▶ [Assigned task]:
Every record must be restated exactly as written.

▶ [Excerpted data]:
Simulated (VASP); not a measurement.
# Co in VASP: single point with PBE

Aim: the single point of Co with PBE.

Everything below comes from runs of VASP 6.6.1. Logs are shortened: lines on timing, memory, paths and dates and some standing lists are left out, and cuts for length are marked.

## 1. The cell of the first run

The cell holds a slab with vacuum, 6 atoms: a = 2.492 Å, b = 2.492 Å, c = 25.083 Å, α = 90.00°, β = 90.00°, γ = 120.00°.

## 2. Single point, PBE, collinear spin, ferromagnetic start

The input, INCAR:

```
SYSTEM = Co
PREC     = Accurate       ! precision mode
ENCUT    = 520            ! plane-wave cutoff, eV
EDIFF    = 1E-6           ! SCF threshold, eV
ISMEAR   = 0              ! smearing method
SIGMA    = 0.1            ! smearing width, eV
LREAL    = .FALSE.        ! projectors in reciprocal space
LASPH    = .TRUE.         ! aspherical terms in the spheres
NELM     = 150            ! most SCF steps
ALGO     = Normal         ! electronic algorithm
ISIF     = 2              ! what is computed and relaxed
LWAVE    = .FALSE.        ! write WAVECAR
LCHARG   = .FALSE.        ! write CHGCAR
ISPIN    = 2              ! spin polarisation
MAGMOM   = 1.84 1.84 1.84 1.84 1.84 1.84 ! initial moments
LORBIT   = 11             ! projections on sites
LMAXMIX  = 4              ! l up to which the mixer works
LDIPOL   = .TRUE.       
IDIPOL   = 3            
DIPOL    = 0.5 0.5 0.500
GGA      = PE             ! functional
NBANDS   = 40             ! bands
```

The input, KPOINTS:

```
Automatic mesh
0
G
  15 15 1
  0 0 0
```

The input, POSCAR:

▶ [Written reply]:
Simulated (VASP); not a measurement.
# Co in VASP: single point with PBE

Aim: the single point of Co with PBE.

Everything below comes from runs of VASP 6.6.1. Logs are shortened: lines on timing, memory, paths and dates and some standing lists are left out, and cuts for length are marked.

## 1. The cell of the first run

The cell holds a slab with vacuum, 6 atoms: a = 2.492 Å, b = 2.492 Å, c = 25.083 Å, α = 90.00°, β = 90.00°, γ = 120.00°.

## 2. Single point, PBE, collinear spin, ferromagnetic start

The input, INCAR:

```
SYSTEM = Co
PREC     = Accurate       ! precision mode
ENCUT    = 520            ! plane-wave cutoff, eV
EDIFF    = 1E-6           ! SCF threshold, eV
ISMEAR   = 0              ! smearing method
SIGMA    = 0.1            ! smearing width, eV
LREAL    = .FALSE.        ! projectors in reciprocal space
LASPH    = .TRUE.         ! aspherical terms in the spheres
NELM     = 150            ! most SCF steps
ALGO     = Normal         ! electronic algorithm
ISIF     = 2              ! what is computed and relaxed
LWAVE    = .FALSE.        ! write WAVECAR
LCHARG   = .FALSE.        ! write CHGCAR
ISPIN    = 2              ! spin polarisation
MAGMOM   = 1.84 1.84 1.84 1.84 1.84 1.84 ! initial moments
LORBIT   = 11             ! projections on sites
LMAXMIX  = 4              ! l up to which the mixer works
LDIPOL   = .TRUE.       
IDIPOL   = 3            
DIPOL    = 0.5 0.5 0.500
GGA      = PE             ! functional
NBANDS   = 40             ! bands
```

The input, KPOINTS:

```
Automatic mesh
0
G
  15 15 1
  0 0 0
```

The input, POSCAR:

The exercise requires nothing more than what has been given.